*** Record excerpts Section Begins ***

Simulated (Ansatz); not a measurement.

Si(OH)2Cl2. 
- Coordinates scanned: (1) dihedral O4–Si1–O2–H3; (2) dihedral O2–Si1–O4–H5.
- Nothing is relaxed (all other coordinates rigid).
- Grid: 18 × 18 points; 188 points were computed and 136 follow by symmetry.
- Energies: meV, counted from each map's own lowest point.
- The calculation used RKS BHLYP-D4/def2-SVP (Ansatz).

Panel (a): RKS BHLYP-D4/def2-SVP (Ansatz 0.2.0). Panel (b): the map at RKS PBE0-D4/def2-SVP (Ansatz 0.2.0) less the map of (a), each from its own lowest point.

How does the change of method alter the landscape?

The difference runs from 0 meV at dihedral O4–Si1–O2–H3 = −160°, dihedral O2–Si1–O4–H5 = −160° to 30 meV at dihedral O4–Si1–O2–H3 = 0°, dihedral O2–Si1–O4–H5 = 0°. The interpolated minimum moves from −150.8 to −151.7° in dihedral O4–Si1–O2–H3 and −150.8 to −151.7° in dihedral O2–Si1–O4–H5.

*** Record excerpts Section Ends ***

Work instruction: Please give an exact copy of the entries above, from the line with "Si(OH)2Cl2." down to the line with "How does the", inclusive, and nothing else.

Response:
Si(OH)2Cl2. 
- Coordinates scanned: (1) dihedral O4–Si1–O2–H3; (2) dihedral O2–Si1–O4–H5.
- Nothing is relaxed (all other coordinates rigid).
- Grid: 18 × 18 points; 188 points were computed and 136 follow by symmetry.
- Energies: meV, counted from each map's own lowest point.
- The calculation used RKS BHLYP-D4/def2-SVP (Ansatz).

Panel (a): RKS BHLYP-D4/def2-SVP (Ansatz 0.2.0). Panel (b): the map at RKS PBE0-D4/def2-SVP (Ansatz 0.2.0) less the map of (a), each from its own lowest point.

How does the change of method alter the landscape?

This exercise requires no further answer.